- _Stored data_:
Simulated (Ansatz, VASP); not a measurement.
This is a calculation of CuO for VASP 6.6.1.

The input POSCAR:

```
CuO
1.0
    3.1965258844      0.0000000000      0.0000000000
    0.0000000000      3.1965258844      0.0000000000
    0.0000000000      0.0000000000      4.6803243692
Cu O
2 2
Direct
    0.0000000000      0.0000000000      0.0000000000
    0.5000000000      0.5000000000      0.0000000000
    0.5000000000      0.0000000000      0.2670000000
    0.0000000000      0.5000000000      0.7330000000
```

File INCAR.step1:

- _Exercise_: Without altering a single word, reproduce the entries above.

- _Answer box_:
Simulated (Ansatz, VASP); not a measurement.
This is a calculation of CuO for VASP 6.6.1.

The input POSCAR:

```
CuO
1.0
    3.1965258844      0.0000000000      0.0000000000
    0.0000000000      3.1965258844      0.0000000000
    0.0000000000      0.0000000000      4.6803243692
Cu O
2 2
Direct
    0.0000000000      0.0000000000      0.0000000000
    0.5000000000      0.5000000000      0.0000000000
    0.5000000000      0.0000000000      0.2670000000
    0.0000000000      0.5000000000      0.7330000000
```

File INCAR.step1:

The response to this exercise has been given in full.